### Provided records
——

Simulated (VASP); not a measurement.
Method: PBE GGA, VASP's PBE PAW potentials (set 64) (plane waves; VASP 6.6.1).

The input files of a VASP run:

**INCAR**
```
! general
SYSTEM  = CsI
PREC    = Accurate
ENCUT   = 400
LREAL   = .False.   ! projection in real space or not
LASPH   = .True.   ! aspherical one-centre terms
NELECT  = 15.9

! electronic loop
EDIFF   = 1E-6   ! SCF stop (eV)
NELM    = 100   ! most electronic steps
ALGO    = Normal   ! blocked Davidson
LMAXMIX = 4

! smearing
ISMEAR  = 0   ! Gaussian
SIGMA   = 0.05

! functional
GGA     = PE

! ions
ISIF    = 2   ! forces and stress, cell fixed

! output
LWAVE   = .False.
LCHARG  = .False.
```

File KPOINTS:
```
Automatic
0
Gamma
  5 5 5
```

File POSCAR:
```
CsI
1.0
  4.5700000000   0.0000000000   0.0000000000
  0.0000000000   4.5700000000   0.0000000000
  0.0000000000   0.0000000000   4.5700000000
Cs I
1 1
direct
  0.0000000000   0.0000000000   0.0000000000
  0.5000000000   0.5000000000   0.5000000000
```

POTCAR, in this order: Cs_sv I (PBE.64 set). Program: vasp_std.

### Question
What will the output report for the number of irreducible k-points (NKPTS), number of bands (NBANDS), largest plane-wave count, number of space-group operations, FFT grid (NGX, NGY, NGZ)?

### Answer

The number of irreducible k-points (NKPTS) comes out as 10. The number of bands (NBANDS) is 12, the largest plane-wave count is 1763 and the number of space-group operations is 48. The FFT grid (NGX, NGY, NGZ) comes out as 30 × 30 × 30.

——

### Assignment
Whatever appears in the lines above should be copied exactly.

### Exercise result
Simulated (VASP); not a measurement.
Method: PBE GGA, VASP's PBE PAW potentials (set 64) (plane waves; VASP 6.6.1).

The input files of a VASP run:

**INCAR**
```
! general
SYSTEM  = CsI
PREC    = Accurate
ENCUT   = 400
LREAL   = .False.   ! projection in real space or not
LASPH   = .True.   ! aspherical one-centre terms
NELECT  = 15.9

! electronic loop
EDIFF   = 1E-6   ! SCF stop (eV)
NELM    = 100   ! most electronic steps
ALGO    = Normal   ! blocked Davidson
LMAXMIX = 4

! smearing
ISMEAR  = 0   ! Gaussian
SIGMA   = 0.05

! functional
GGA     = PE

! ions
ISIF    = 2   ! forces and stress, cell fixed

! output
LWAVE   = .False.
LCHARG  = .False.
```

File KPOINTS:
```
Automatic
0
Gamma
  5 5 5
```

File POSCAR:
```
CsI
1.0
  4.5700000000   0.0000000000   0.0000000000
  0.0000000000   4.5700000000   0.0000000000
  0.0000000000   0.0000000000   4.5700000000
Cs I
1 1
direct
  0.0000000000   0.0000000000   0.0000000000
  0.5000000000   0.5000000000   0.5000000000
```

POTCAR, in this order: Cs_sv I (PBE.64 set). Program: vasp_std.

### Question
What will the output report for the number of irreducible k-points (NKPTS), number of bands (NBANDS), largest plane-wave count, number of space-group operations, FFT grid (NGX, NGY, NGZ)?

### Answer

The number of irreducible k-points (NKPTS) comes out as 10. The number of bands (NBANDS) is 12, the largest plane-wave count is 1763 and the number of space-group operations is 48. The FFT grid (NGX, NGY, NGZ) comes out as 30 × 30 × 30.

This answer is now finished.